> The data:
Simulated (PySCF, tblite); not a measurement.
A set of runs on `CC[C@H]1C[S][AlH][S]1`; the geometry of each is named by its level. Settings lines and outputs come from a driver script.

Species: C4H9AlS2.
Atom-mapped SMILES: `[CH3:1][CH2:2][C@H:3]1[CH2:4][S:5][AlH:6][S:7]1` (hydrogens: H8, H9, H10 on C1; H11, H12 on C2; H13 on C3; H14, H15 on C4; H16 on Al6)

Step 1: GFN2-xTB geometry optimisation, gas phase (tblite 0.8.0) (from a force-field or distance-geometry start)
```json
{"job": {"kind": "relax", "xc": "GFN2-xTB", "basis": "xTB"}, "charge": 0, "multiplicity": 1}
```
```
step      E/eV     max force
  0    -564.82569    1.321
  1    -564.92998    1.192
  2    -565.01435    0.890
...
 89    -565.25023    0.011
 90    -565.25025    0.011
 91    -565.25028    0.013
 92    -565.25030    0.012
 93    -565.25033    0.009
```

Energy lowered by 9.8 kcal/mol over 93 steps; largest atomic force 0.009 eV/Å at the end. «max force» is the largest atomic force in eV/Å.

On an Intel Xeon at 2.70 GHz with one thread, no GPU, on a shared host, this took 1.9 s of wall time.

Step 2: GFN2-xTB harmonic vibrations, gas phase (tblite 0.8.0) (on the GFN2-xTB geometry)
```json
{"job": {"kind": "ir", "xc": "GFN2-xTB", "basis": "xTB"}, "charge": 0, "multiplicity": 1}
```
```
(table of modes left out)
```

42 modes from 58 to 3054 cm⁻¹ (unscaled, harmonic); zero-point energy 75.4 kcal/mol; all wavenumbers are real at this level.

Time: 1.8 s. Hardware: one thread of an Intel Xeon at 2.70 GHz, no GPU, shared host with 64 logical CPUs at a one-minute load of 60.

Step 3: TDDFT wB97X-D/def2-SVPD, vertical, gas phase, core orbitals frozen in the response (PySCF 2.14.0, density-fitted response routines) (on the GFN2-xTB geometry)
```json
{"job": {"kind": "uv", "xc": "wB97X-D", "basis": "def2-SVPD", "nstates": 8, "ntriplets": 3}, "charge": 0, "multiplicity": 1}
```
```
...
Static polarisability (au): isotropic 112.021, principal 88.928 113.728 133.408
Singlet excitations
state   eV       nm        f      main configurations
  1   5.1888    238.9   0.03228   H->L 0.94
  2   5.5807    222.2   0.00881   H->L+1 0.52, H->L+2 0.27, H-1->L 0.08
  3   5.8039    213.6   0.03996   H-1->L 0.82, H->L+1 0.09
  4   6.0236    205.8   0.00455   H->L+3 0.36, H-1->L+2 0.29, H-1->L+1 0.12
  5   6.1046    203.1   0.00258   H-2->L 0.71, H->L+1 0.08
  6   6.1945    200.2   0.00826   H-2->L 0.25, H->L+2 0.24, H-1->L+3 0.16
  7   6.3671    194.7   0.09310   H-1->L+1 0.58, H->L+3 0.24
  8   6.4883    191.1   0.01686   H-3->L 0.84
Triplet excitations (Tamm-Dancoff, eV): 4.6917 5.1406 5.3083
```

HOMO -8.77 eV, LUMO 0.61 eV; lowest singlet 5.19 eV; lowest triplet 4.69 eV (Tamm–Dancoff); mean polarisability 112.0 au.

> Requirement: In restating the data, begin at its first line, reproduce each line word for word, and conclude with the line that contains "On an Intel".

> Task output:
Simulated (PySCF, tblite); not a measurement.
A set of runs on `CC[C@H]1C[S][AlH][S]1`; the geometry of each is named by its level. Settings lines and outputs come from a driver script.

Species: C4H9AlS2.
Atom-mapped SMILES: `[CH3:1][CH2:2][C@H:3]1[CH2:4][S:5][AlH:6][S:7]1` (hydrogens: H8, H9, H10 on C1; H11, H12 on C2; H13 on C3; H14, H15 on C4; H16 on Al6)

Step 1: GFN2-xTB geometry optimisation, gas phase (tblite 0.8.0) (from a force-field or distance-geometry start)
```json
{"job": {"kind": "relax", "xc": "GFN2-xTB", "basis": "xTB"}, "charge": 0, "multiplicity": 1}
```
```
step      E/eV     max force
  0    -564.82569    1.321
  1    -564.92998    1.192
  2    -565.01435    0.890
...
 89    -565.25023    0.011
 90    -565.25025    0.011
 91    -565.25028    0.013
 92    -565.25030    0.012
 93    -565.25033    0.009
```

Energy lowered by 9.8 kcal/mol over 93 steps; largest atomic force 0.009 eV/Å at the end. «max force» is the largest atomic force in eV/Å.

On an Intel Xeon at 2.70 GHz with one thread, no GPU, on a shared host, this took 1.9 s of wall time.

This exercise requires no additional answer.